* [Assignment]
Write out every line exactly, from the first line of the records below through the line that contains "A: Band gap".

== == ==
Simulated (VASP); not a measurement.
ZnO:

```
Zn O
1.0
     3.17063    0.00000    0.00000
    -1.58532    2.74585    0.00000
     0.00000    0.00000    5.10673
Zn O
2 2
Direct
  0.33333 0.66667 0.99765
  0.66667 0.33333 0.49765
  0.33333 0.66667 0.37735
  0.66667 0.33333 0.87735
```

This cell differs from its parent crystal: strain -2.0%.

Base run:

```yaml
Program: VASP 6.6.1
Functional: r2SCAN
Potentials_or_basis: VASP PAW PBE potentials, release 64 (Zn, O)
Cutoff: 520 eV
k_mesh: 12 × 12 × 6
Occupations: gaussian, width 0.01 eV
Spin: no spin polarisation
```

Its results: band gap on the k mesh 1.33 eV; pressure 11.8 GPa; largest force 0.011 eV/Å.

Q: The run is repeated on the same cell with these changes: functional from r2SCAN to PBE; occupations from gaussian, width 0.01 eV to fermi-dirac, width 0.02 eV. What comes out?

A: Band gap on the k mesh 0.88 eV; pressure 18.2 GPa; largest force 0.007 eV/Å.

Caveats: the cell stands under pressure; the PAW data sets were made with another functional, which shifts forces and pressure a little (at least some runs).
== == ==

* [Written response]
Simulated (VASP); not a measurement.
ZnO:

```
Zn O
1.0
     3.17063    0.00000    0.00000
    -1.58532    2.74585    0.00000
     0.00000    0.00000    5.10673
Zn O
2 2
Direct
  0.33333 0.66667 0.99765
  0.66667 0.33333 0.49765
  0.33333 0.66667 0.37735
  0.66667 0.33333 0.87735
```

This cell differs from its parent crystal: strain -2.0%.

Base run:

```yaml
Program: VASP 6.6.1
Functional: r2SCAN
Potentials_or_basis: VASP PAW PBE potentials, release 64 (Zn, O)
Cutoff: 520 eV
k_mesh: 12 × 12 × 6
Occupations: gaussian, width 0.01 eV
Spin: no spin polarisation
```

Its results: band gap on the k mesh 1.33 eV; pressure 11.8 GPa; largest force 0.011 eV/Å.

Q: The run is repeated on the same cell with these changes: functional from r2SCAN to PBE; occupations from gaussian, width 0.01 eV to fermi-dirac, width 0.02 eV. What comes out?

A: Band gap on the k mesh 0.88 eV; pressure 18.2 GPa; largest force 0.007 eV/Å.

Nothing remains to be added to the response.